§ Supplied records:
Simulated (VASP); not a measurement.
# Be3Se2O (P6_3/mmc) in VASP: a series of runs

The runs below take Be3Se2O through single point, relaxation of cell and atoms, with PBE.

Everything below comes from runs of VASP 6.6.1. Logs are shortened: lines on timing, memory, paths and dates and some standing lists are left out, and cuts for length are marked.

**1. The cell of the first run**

§ Work task:
Transcribe every record above so that nothing differs from the original.

§ Exercise response:
Simulated (VASP); not a measurement.
# Be3Se2O (P6_3/mmc) in VASP: a series of runs

The runs below take Be3Se2O through single point, relaxation of cell and atoms, with PBE.

Everything below comes from runs of VASP 6.6.1. Logs are shortened: lines on timing, memory, paths and dates and some standing lists are left out, and cuts for length are marked.

**1. The cell of the first run**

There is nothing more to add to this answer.